- _Data section_
****

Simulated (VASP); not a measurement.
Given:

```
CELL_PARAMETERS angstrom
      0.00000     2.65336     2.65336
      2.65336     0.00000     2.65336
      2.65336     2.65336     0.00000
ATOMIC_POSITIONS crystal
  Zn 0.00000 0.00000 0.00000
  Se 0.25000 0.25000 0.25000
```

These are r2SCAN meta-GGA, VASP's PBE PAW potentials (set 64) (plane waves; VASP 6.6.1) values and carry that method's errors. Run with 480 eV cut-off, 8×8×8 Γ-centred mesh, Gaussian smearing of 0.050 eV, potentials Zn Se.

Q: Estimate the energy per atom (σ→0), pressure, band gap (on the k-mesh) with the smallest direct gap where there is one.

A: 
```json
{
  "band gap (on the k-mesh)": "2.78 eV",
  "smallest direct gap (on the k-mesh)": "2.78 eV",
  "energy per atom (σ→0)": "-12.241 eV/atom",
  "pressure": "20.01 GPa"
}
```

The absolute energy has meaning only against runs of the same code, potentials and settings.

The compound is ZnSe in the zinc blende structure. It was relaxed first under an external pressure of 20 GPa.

****

- _Assignment_
Please reproduce the entire listing. Keep it identical.

- _Expected answer_
Simulated (VASP); not a measurement.
Given:

```
CELL_PARAMETERS angstrom
      0.00000     2.65336     2.65336
      2.65336     0.00000     2.65336
      2.65336     2.65336     0.00000
ATOMIC_POSITIONS crystal
  Zn 0.00000 0.00000 0.00000
  Se 0.25000 0.25000 0.25000
```

These are r2SCAN meta-GGA, VASP's PBE PAW potentials (set 64) (plane waves; VASP 6.6.1) values and carry that method's errors. Run with 480 eV cut-off, 8×8×8 Γ-centred mesh, Gaussian smearing of 0.050 eV, potentials Zn Se.

Q: Estimate the energy per atom (σ→0), pressure, band gap (on the k-mesh) with the smallest direct gap where there is one.

A: 
```json
{
  "band gap (on the k-mesh)": "2.78 eV",
  "smallest direct gap (on the k-mesh)": "2.78 eV",
  "energy per atom (σ→0)": "-12.241 eV/atom",
  "pressure": "20.01 GPa"
}
```

The absolute energy has meaning only against runs of the same code, potentials and settings.

The compound is ZnSe in the zinc blende structure. It was relaxed first under an external pressure of 20 GPa.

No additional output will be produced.